========
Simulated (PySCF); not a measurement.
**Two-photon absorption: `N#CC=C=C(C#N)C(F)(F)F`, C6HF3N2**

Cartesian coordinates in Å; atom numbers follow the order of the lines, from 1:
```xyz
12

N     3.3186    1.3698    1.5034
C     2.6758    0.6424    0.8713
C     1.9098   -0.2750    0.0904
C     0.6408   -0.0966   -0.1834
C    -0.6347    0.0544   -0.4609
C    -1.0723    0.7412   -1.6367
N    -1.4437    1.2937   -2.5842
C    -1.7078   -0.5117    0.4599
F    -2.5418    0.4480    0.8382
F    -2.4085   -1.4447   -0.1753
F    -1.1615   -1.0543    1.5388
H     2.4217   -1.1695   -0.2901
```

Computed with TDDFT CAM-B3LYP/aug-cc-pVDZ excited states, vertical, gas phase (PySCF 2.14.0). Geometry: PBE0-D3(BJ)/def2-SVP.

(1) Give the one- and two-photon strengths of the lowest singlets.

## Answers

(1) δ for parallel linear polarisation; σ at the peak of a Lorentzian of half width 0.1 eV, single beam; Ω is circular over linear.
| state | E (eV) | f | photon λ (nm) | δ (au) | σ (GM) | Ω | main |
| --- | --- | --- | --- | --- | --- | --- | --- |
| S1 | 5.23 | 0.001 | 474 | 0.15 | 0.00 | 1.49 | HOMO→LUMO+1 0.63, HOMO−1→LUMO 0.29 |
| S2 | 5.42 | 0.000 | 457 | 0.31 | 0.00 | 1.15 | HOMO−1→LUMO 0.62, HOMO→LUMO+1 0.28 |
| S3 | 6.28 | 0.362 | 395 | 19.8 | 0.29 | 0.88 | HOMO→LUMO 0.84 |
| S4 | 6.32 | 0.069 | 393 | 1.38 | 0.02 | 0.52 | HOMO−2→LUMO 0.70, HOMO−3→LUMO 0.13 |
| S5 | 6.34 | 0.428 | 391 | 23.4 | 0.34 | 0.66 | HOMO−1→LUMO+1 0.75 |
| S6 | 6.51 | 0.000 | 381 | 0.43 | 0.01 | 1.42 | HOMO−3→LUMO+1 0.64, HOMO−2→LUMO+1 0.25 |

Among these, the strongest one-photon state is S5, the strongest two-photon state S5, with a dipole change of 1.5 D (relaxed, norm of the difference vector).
========

**Action item**
Send back exactly, with nothing added, the lines from the first line of the material above through the line holding "(GM) | Ω | main |"; both ends are included.

**Answer section**
Simulated (PySCF); not a measurement.
**Two-photon absorption: `N#CC=C=C(C#N)C(F)(F)F`, C6HF3N2**

Cartesian coordinates in Å; atom numbers follow the order of the lines, from 1:
```xyz
12

N     3.3186    1.3698    1.5034
C     2.6758    0.6424    0.8713
C     1.9098   -0.2750    0.0904
C     0.6408   -0.0966   -0.1834
C    -0.6347    0.0544   -0.4609
C    -1.0723    0.7412   -1.6367
N    -1.4437    1.2937   -2.5842
C    -1.7078   -0.5117    0.4599
F    -2.5418    0.4480    0.8382
F    -2.4085   -1.4447   -0.1753
F    -1.1615   -1.0543    1.5388
H     2.4217   -1.1695   -0.2901
```

Computed with TDDFT CAM-B3LYP/aug-cc-pVDZ excited states, vertical, gas phase (PySCF 2.14.0). Geometry: PBE0-D3(BJ)/def2-SVP.

(1) Give the one- and two-photon strengths of the lowest singlets.

## Answers

(1) δ for parallel linear polarisation; σ at the peak of a Lorentzian of half width 0.1 eV, single beam; Ω is circular over linear.
| state | E (eV) | f | photon λ (nm) | δ (au) | σ (GM) | Ω | main |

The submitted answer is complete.